- [THE DATA]:
───

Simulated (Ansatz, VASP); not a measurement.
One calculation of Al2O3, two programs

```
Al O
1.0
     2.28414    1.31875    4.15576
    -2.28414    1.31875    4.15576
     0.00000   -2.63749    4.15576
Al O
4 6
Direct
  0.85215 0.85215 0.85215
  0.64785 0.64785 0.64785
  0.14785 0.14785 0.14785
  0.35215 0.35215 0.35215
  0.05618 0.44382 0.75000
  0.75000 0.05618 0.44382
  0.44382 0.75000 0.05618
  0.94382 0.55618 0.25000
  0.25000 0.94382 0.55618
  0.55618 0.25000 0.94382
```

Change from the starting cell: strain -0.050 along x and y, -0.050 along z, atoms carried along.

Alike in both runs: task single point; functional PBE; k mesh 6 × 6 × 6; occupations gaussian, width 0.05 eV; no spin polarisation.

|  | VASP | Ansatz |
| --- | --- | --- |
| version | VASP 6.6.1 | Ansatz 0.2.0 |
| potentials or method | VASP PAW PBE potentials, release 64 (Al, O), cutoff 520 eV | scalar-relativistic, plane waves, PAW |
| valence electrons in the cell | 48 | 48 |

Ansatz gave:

───

- [TASK ITEM]: Write out the records once more, precisely as they stand.

- [EXPECTED ANSWER]:
Simulated (Ansatz, VASP); not a measurement.
One calculation of Al2O3, two programs

```
Al O
1.0
     2.28414    1.31875    4.15576
    -2.28414    1.31875    4.15576
     0.00000   -2.63749    4.15576
Al O
4 6
Direct
  0.85215 0.85215 0.85215
  0.64785 0.64785 0.64785
  0.14785 0.14785 0.14785
  0.35215 0.35215 0.35215
  0.05618 0.44382 0.75000
  0.75000 0.05618 0.44382
  0.44382 0.75000 0.05618
  0.94382 0.55618 0.25000
  0.25000 0.94382 0.55618
  0.55618 0.25000 0.94382
```

Change from the starting cell: strain -0.050 along x and y, -0.050 along z, atoms carried along.

Alike in both runs: task single point; functional PBE; k mesh 6 × 6 × 6; occupations gaussian, width 0.05 eV; no spin polarisation.

|  | VASP | Ansatz |
| --- | --- | --- |
| version | VASP 6.6.1 | Ansatz 0.2.0 |
| potentials or method | VASP PAW PBE potentials, release 64 (Al, O), cutoff 520 eV | scalar-relativistic, plane waves, PAW |
| valence electrons in the cell | 48 | 48 |

Ansatz gave:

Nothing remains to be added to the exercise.